**BRIEF:**
Your answer should be the complete data, copied exactly.

☆ ☆ ☆ ☆

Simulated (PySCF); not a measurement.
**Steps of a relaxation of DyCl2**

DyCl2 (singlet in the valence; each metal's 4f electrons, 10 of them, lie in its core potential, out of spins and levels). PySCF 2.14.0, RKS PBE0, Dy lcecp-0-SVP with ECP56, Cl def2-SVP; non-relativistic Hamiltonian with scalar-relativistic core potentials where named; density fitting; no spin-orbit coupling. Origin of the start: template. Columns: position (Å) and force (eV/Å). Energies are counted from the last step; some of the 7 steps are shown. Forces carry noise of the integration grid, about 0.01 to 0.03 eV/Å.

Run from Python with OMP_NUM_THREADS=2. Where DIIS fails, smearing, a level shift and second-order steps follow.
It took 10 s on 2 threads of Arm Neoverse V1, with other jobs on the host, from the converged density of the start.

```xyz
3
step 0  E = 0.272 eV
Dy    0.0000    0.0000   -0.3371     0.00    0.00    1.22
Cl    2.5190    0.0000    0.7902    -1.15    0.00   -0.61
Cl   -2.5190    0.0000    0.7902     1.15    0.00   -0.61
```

☆ ☆ ☆ ☆

**ANSWER BOX:**
Simulated (PySCF); not a measurement.
**Steps of a relaxation of DyCl2**

DyCl2 (singlet in the valence; each metal's 4f electrons, 10 of them, lie in its core potential, out of spins and levels). PySCF 2.14.0, RKS PBE0, Dy lcecp-0-SVP with ECP56, Cl def2-SVP; non-relativistic Hamiltonian with scalar-relativistic core potentials where named; density fitting; no spin-orbit coupling. Origin of the start: template. Columns: position (Å) and force (eV/Å). Energies are counted from the last step; some of the 7 steps are shown. Forces carry noise of the integration grid, about 0.01 to 0.03 eV/Å.

Run from Python with OMP_NUM_THREADS=2. Where DIIS fails, smearing, a level shift and second-order steps follow.
It took 10 s on 2 threads of Arm Neoverse V1, with other jobs on the host, from the converged density of the start.

```xyz
3
step 0  E = 0.272 eV
Dy    0.0000    0.0000   -0.3371     0.00    0.00    1.22
Cl    2.5190    0.0000    0.7902    -1.15    0.00   -0.61
Cl   -2.5190    0.0000    0.7902     1.15    0.00   -0.61
```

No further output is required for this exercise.